BEGIN

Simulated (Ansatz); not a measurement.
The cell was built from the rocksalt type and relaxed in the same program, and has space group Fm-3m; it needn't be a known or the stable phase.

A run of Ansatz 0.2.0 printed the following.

END

*Exercise*: Each line above needs to be repeated exactly, with nothing omitted.

*Solution*:
Simulated (Ansatz); not a measurement.
The cell was built from the rocksalt type and relaxed in the same program, and has space group Fm-3m; it needn't be a known or the stable phase.

A run of Ansatz 0.2.0 printed the following.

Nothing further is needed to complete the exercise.